**Requirement:** Return exactly the lines of the records below, starting at the line that contains "there | largest \|T\| (MHz) |" and ending at the line that contains "C5/C7/C8 | +0.04 | 9.6 |", with both of those lines kept.

══ Supplied information ══

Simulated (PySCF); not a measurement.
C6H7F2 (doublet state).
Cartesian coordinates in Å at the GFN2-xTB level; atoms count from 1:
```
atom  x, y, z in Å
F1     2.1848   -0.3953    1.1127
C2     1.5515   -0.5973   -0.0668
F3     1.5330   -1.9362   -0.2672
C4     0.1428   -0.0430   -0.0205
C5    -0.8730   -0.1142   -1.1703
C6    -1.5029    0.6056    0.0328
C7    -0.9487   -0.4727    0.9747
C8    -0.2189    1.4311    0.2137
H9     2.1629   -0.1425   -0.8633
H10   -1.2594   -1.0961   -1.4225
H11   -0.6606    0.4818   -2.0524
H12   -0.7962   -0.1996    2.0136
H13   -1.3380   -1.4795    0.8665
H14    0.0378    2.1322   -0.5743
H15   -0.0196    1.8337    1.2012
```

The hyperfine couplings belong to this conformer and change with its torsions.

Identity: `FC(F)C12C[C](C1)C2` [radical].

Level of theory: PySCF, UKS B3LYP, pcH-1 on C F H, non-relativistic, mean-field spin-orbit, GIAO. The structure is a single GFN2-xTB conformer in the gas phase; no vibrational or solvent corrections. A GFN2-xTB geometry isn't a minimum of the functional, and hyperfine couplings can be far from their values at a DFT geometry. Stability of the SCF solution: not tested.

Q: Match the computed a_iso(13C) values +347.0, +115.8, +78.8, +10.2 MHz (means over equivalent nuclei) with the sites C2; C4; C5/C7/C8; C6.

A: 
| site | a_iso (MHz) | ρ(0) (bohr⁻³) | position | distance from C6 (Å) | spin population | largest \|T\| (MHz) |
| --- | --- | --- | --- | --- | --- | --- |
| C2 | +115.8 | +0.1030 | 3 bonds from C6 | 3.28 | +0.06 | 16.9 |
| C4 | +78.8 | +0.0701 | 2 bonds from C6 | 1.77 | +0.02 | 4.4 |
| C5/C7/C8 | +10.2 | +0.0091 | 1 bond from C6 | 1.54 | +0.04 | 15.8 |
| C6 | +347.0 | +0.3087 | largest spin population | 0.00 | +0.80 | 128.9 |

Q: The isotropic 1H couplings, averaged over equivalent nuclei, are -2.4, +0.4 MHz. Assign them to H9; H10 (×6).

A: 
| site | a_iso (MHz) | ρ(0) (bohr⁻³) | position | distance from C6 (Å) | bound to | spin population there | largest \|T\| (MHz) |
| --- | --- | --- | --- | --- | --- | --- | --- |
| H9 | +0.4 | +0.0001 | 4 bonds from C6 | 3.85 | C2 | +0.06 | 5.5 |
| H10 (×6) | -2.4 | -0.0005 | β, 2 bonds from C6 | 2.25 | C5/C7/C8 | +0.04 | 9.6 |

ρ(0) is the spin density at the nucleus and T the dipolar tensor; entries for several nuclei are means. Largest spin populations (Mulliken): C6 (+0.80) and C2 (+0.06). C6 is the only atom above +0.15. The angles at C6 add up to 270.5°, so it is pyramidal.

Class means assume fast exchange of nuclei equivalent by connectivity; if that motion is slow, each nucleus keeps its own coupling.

═══

**Solution:**
| site | a_iso (MHz) | ρ(0) (bohr⁻³) | position | distance from C6 (Å) | bound to | spin population there | largest \|T\| (MHz) |
| --- | --- | --- | --- | --- | --- | --- | --- |
| H9 | +0.4 | +0.0001 | 4 bonds from C6 | 3.85 | C2 | +0.06 | 5.5 |
| H10 (×6) | -2.4 | -0.0005 | β, 2 bonds from C6 | 2.25 | C5/C7/C8 | +0.04 | 9.6 |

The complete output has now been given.